WORK ITEM:
Output the material exactly, line by line.

DATA LISTING:
_ _ _ _ _

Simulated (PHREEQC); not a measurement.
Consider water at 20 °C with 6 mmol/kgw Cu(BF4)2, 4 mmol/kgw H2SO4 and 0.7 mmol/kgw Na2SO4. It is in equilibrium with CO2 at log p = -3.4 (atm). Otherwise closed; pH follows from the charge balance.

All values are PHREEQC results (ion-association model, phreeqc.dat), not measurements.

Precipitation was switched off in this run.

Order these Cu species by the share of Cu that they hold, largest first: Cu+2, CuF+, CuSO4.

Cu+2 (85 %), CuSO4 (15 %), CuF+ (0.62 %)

_ _ _ _ _

WRITTEN RESPONSE:
Simulated (PHREEQC); not a measurement.
Consider water at 20 °C with 6 mmol/kgw Cu(BF4)2, 4 mmol/kgw H2SO4 and 0.7 mmol/kgw Na2SO4. It is in equilibrium with CO2 at log p = -3.4 (atm). Otherwise closed; pH follows from the charge balance.

All values are PHREEQC results (ion-association model, phreeqc.dat), not measurements.

Precipitation was switched off in this run.

Order these Cu species by the share of Cu that they hold, largest first: Cu+2, CuF+, CuSO4.

Cu+2 (85 %), CuSO4 (15 %), CuF+ (0.62 %)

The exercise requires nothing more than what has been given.